> _Work request_
The entries should be given again in full. Alter nothing.

> _Provided information_
-*-
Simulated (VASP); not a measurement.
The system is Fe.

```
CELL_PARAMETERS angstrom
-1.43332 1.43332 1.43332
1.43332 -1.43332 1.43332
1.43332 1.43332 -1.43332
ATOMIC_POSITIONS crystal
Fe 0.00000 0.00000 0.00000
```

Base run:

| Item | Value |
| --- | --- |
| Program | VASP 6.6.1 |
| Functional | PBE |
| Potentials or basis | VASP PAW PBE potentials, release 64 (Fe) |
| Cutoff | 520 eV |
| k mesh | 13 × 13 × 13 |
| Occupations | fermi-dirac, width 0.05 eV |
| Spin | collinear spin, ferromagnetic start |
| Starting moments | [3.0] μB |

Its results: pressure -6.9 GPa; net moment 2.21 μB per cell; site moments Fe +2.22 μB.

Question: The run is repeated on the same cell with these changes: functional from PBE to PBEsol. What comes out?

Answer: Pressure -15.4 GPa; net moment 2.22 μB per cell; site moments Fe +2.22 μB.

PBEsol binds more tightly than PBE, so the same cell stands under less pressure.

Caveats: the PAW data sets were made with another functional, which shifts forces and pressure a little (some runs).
-*-

> _Response_
Simulated (VASP); not a measurement.
The system is Fe.

```
CELL_PARAMETERS angstrom
-1.43332 1.43332 1.43332
1.43332 -1.43332 1.43332
1.43332 1.43332 -1.43332
ATOMIC_POSITIONS crystal
Fe 0.00000 0.00000 0.00000
```

Base run:

| Item | Value |
| --- | --- |
| Program | VASP 6.6.1 |
| Functional | PBE |
| Potentials or basis | VASP PAW PBE potentials, release 64 (Fe) |
| Cutoff | 520 eV |
| k mesh | 13 × 13 × 13 |
| Occupations | fermi-dirac, width 0.05 eV |
| Spin | collinear spin, ferromagnetic start |
| Starting moments | [3.0] μB |

Its results: pressure -6.9 GPa; net moment 2.21 μB per cell; site moments Fe +2.22 μB.

Question: The run is repeated on the same cell with these changes: functional from PBE to PBEsol. What comes out?

Answer: Pressure -15.4 GPa; net moment 2.22 μB per cell; site moments Fe +2.22 μB.

PBEsol binds more tightly than PBE, so the same cell stands under less pressure.

Caveats: the PAW data sets were made with another functional, which shifts forces and pressure a little (some runs).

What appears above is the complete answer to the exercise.